○ ○ ○ ○ ○ ○ ○

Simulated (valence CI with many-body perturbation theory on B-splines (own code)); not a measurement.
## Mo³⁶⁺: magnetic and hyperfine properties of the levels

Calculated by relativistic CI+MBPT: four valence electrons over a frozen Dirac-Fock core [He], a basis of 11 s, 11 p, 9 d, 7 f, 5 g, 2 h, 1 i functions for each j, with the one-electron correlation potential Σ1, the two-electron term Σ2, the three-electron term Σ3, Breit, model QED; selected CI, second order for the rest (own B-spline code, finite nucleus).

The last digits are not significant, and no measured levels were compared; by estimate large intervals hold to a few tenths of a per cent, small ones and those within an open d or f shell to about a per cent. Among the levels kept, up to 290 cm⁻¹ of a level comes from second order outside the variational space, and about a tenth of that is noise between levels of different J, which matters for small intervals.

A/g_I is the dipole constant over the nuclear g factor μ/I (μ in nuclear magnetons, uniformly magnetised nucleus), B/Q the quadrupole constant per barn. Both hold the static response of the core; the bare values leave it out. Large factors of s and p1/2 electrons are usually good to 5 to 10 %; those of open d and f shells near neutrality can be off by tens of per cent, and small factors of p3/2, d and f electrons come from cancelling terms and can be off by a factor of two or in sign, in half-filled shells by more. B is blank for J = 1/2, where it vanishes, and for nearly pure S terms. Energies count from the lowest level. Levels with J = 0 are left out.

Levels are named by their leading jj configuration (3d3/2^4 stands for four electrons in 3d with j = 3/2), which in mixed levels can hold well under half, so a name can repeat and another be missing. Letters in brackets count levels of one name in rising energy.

○ ○ ○ ○ ○ ○ ○

(WORK ITEM) The lines from the start of the entries above through the line containing "A/g_I is the" are the ones to return, please; copy them exactly and include both ends.

(TASK OUTPUT)
Simulated (valence CI with many-body perturbation theory on B-splines (own code)); not a measurement.
## Mo³⁶⁺: magnetic and hyperfine properties of the levels

Calculated by relativistic CI+MBPT: four valence electrons over a frozen Dirac-Fock core [He], a basis of 11 s, 11 p, 9 d, 7 f, 5 g, 2 h, 1 i functions for each j, with the one-electron correlation potential Σ1, the two-electron term Σ2, the three-electron term Σ3, Breit, model QED; selected CI, second order for the rest (own B-spline code, finite nucleus).

The last digits are not significant, and no measured levels were compared; by estimate large intervals hold to a few tenths of a per cent, small ones and those within an open d or f shell to about a per cent. Among the levels kept, up to 290 cm⁻¹ of a level comes from second order outside the variational space, and about a tenth of that is noise between levels of different J, which matters for small intervals.

A/g_I is the dipole constant over the nuclear g factor μ/I (μ in nuclear magnetons, uniformly magnetised nucleus), B/Q the quadrupole constant per barn. Both hold the static response of the core; the bare values leave it out. Large factors of s and p1/2 electrons are usually good to 5 to 10 %; those of open d and f shells near neutrality can be off by tens of per cent, and small factors of p3/2, d and f electrons come from cancelling terms and can be off by a factor of two or in sign, in half-filled shells by more. B is blank for J = 1/2, where it vanishes, and for nearly pure S terms. Energies count from the lowest level. Levels with J = 0 are left out.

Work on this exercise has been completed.